- [Task item]: Nothing may be left out or changed. Print every entry.

⁂

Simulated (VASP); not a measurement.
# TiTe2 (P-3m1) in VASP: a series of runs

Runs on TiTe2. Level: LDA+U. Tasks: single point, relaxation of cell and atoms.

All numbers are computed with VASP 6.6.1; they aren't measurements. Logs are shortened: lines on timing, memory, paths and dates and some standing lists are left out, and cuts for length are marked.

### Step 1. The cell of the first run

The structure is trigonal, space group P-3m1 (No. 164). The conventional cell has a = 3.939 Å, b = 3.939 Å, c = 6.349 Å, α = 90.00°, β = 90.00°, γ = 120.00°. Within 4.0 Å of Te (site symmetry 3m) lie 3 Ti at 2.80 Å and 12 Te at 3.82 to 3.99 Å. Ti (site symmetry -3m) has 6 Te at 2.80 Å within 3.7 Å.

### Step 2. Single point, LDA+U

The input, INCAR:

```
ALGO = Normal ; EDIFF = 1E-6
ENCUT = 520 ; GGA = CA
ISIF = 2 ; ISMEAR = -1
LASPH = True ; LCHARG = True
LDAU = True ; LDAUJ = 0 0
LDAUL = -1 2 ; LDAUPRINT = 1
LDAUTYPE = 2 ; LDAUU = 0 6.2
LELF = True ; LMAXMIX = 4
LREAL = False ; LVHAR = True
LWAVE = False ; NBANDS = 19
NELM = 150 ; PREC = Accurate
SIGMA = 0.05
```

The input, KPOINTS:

⁂

- [Exercise result]:
Simulated (VASP); not a measurement.
# TiTe2 (P-3m1) in VASP: a series of runs

Runs on TiTe2. Level: LDA+U. Tasks: single point, relaxation of cell and atoms.

All numbers are computed with VASP 6.6.1; they aren't measurements. Logs are shortened: lines on timing, memory, paths and dates and some standing lists are left out, and cuts for length are marked.

### Step 1. The cell of the first run

The structure is trigonal, space group P-3m1 (No. 164). The conventional cell has a = 3.939 Å, b = 3.939 Å, c = 6.349 Å, α = 90.00°, β = 90.00°, γ = 120.00°. Within 4.0 Å of Te (site symmetry 3m) lie 3 Ti at 2.80 Å and 12 Te at 3.82 to 3.99 Å. Ti (site symmetry -3m) has 6 Te at 2.80 Å within 3.7 Å.

### Step 2. Single point, LDA+U

The input, INCAR:

```
ALGO = Normal ; EDIFF = 1E-6
ENCUT = 520 ; GGA = CA
ISIF = 2 ; ISMEAR = -1
LASPH = True ; LCHARG = True
LDAU = True ; LDAUJ = 0 0
LDAUL = -1 2 ; LDAUPRINT = 1
LDAUTYPE = 2 ; LDAUU = 0 6.2
LELF = True ; LMAXMIX = 4
LREAL = False ; LVHAR = True
LWAVE = False ; NBANDS = 19
NELM = 150 ; PREC = Accurate
SIGMA = 0.05
```

The input, KPOINTS:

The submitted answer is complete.